BEGIN MATERIAL SUPPLIED
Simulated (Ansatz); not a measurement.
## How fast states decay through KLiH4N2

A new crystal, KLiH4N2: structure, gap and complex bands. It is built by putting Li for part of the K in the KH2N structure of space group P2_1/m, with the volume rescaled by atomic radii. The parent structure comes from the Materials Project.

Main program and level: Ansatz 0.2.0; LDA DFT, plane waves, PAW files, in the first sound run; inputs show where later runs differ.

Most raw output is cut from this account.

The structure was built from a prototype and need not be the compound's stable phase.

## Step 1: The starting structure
END MATERIAL SUPPLIED

ACTIVITY: Write out all the records above one more time, exactly.

YOUR RESPONSE:
Simulated (Ansatz); not a measurement.
## How fast states decay through KLiH4N2

A new crystal, KLiH4N2: structure, gap and complex bands. It is built by putting Li for part of the K in the KH2N structure of space group P2_1/m, with the volume rescaled by atomic radii. The parent structure comes from the Materials Project.

Main program and level: Ansatz 0.2.0; LDA DFT, plane waves, PAW files, in the first sound run; inputs show where later runs differ.

Most raw output is cut from this account.

The structure was built from a prototype and need not be the compound's stable phase.

## Step 1: The starting structure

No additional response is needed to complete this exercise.